Word for word, transcribe all of the records.

----- Listed entries -----
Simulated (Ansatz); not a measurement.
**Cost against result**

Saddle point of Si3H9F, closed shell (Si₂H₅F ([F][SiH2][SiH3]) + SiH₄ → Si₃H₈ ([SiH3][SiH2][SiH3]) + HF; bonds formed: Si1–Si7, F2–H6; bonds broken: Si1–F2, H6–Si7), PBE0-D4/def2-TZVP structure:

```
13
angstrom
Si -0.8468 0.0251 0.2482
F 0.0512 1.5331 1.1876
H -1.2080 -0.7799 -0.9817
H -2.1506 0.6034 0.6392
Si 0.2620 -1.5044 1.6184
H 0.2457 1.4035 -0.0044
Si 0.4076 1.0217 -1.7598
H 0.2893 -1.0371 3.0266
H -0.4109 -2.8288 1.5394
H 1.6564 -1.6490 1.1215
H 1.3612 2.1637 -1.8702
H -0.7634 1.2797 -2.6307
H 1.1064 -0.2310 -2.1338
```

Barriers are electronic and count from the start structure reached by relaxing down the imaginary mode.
-----

▶ _Result_
Simulated (Ansatz); not a measurement.
**Cost against result**

Saddle point of Si3H9F, closed shell (Si₂H₅F ([F][SiH2][SiH3]) + SiH₄ → Si₃H₈ ([SiH3][SiH2][SiH3]) + HF; bonds formed: Si1–Si7, F2–H6; bonds broken: Si1–F2, H6–Si7), PBE0-D4/def2-TZVP structure:

```
13
angstrom
Si -0.8468 0.0251 0.2482
F 0.0512 1.5331 1.1876
H -1.2080 -0.7799 -0.9817
H -2.1506 0.6034 0.6392
Si 0.2620 -1.5044 1.6184
H 0.2457 1.4035 -0.0044
Si 0.4076 1.0217 -1.7598
H 0.2893 -1.0371 3.0266
H -0.4109 -2.8288 1.5394
H 1.6564 -1.6490 1.1215
H 1.3612 2.1637 -1.8702
H -0.7634 1.2797 -2.6307
H 1.1064 -0.2310 -2.1338
```

Barriers are electronic and count from the start structure reached by relaxing down the imaginary mode.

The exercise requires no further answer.